■ **Work item**
For the records that follow, please set down exactly the lines between the one holding "r²SCAN in PySCF" and the one holding "A: IE(Cs) = IE(molecule)", inclusive, and only those.

----- Given records
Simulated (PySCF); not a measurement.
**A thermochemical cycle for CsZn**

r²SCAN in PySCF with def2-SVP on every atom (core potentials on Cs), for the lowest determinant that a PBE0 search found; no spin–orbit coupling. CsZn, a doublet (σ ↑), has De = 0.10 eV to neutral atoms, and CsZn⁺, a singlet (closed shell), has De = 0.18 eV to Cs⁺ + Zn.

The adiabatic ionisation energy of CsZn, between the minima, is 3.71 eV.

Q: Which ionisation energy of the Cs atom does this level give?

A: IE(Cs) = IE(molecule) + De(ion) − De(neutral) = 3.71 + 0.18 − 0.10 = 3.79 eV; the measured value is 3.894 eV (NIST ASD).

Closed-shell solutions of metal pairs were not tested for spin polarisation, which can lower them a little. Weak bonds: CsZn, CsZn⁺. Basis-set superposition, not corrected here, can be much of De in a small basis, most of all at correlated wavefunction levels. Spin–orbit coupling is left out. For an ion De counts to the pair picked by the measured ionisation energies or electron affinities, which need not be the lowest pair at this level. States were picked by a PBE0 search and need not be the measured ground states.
----------

■ **Your solution**
r²SCAN in PySCF with def2-SVP on every atom (core potentials on Cs), for the lowest determinant that a PBE0 search found; no spin–orbit coupling. CsZn, a doublet (σ ↑), has De = 0.10 eV to neutral atoms, and CsZn⁺, a singlet (closed shell), has De = 0.18 eV to Cs⁺ + Zn.

The adiabatic ionisation energy of CsZn, between the minima, is 3.71 eV.

Q: Which ionisation energy of the Cs atom does this level give?

A: IE(Cs) = IE(molecule) + De(ion) − De(neutral) = 3.71 + 0.18 − 0.10 = 3.79 eV; the measured value is 3.894 eV (NIST ASD).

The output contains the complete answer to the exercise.